◆ Assigned task
Your answer must consist solely of the lines from the start of the entries below through the line with "Levels at points", unchanged.

◆ Records provided
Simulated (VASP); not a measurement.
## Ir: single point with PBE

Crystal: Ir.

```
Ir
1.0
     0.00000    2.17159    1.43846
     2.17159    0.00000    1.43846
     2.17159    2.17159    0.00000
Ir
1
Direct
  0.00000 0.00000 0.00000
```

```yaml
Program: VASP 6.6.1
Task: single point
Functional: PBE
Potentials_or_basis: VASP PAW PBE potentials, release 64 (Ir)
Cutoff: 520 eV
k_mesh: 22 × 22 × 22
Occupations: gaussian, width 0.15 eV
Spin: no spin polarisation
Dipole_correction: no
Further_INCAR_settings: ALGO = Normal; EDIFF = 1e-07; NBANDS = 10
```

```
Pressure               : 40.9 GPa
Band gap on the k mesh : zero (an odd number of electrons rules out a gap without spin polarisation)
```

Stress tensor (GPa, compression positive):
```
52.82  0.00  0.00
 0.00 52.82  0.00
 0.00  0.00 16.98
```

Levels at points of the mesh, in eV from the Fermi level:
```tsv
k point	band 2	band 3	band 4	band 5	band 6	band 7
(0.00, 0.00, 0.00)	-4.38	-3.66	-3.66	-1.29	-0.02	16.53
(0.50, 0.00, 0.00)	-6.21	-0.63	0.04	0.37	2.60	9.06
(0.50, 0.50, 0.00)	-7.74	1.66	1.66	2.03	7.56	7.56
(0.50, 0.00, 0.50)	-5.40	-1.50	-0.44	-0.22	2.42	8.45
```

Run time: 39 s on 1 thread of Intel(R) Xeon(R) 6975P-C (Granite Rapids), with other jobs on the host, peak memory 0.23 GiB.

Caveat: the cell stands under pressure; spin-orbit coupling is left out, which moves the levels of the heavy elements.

◆ Exercise solution
Simulated (VASP); not a measurement.
## Ir: single point with PBE

Crystal: Ir.

```
Ir
1.0
     0.00000    2.17159    1.43846
     2.17159    0.00000    1.43846
     2.17159    2.17159    0.00000
Ir
1
Direct
  0.00000 0.00000 0.00000
```

```yaml
Program: VASP 6.6.1
Task: single point
Functional: PBE
Potentials_or_basis: VASP PAW PBE potentials, release 64 (Ir)
Cutoff: 520 eV
k_mesh: 22 × 22 × 22
Occupations: gaussian, width 0.15 eV
Spin: no spin polarisation
Dipole_correction: no
Further_INCAR_settings: ALGO = Normal; EDIFF = 1e-07; NBANDS = 10
```

```
Pressure               : 40.9 GPa
Band gap on the k mesh : zero (an odd number of electrons rules out a gap without spin polarisation)
```

Stress tensor (GPa, compression positive):
```
52.82  0.00  0.00
 0.00 52.82  0.00
 0.00  0.00 16.98
```

Levels at points of the mesh, in eV from the Fermi level:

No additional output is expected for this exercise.